### WORK REQUEST:
Word for word, transcribe the material below from its first line to the line with "### 1. Starting point", both included.

### DATA:
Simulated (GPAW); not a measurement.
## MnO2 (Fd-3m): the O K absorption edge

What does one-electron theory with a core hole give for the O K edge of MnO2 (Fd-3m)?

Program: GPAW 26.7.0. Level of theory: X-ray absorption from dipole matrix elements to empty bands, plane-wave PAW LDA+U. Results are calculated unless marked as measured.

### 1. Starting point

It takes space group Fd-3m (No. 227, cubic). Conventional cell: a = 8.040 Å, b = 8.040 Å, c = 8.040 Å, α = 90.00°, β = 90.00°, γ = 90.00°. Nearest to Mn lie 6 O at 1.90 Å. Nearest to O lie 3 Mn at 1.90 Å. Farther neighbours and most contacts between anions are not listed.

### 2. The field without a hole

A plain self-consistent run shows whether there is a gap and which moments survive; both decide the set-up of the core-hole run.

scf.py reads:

### RESPONSE BOX:
Simulated (GPAW); not a measurement.
## MnO2 (Fd-3m): the O K absorption edge

What does one-electron theory with a core hole give for the O K edge of MnO2 (Fd-3m)?

Program: GPAW 26.7.0. Level of theory: X-ray absorption from dipole matrix elements to empty bands, plane-wave PAW LDA+U. Results are calculated unless marked as measured.

### 1. Starting point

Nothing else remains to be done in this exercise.